__Provided information__:
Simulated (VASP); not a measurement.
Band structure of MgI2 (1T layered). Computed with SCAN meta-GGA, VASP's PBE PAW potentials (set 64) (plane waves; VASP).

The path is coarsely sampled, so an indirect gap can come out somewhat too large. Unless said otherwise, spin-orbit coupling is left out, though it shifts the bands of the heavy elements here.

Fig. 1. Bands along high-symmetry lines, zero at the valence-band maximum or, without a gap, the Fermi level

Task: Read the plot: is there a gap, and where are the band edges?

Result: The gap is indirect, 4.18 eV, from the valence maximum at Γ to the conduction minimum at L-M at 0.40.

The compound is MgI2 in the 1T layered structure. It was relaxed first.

__Work task__: From the listing above, the lines starting with the one that has "Band structure of" and running through the one that has "Result: The gap" should be copied exactly, ends included.

__Answer box__:
Band structure of MgI2 (1T layered). Computed with SCAN meta-GGA, VASP's PBE PAW potentials (set 64) (plane waves; VASP).

The path is coarsely sampled, so an indirect gap can come out somewhat too large. Unless said otherwise, spin-orbit coupling is left out, though it shifts the bands of the heavy elements here.

Fig. 1. Bands along high-symmetry lines, zero at the valence-band maximum or, without a gap, the Fermi level

Task: Read the plot: is there a gap, and where are the band edges?

Result: The gap is indirect, 4.18 eV, from the valence maximum at Γ to the conduction minimum at L-M at 0.40.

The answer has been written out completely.